=======
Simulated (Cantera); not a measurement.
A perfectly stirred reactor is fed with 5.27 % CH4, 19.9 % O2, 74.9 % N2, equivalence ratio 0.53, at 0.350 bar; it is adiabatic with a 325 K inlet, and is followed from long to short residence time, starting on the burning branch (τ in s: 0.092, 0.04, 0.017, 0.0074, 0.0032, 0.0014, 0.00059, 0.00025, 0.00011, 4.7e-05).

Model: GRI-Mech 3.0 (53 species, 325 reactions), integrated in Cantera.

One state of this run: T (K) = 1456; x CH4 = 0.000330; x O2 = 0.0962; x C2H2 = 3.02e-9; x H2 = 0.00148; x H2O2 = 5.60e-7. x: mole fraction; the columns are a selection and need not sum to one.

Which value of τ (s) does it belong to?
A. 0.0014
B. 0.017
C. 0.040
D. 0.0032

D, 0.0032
=======

The line containing "A perfectly stirred" marks the end. Please print exactly every line from the top of the data to it, both included, and nothing more.

Simulated (Cantera); not a measurement.
A perfectly stirred reactor is fed with 5.27 % CH4, 19.9 % O2, 74.9 % N2, equivalence ratio 0.53, at 0.350 bar; it is adiabatic with a 325 K inlet, and is followed from long to short residence time, starting on the burning branch (τ in s: 0.092, 0.04, 0.017, 0.0074, 0.0032, 0.0014, 0.00059, 0.00025, 0.00011, 4.7e-05).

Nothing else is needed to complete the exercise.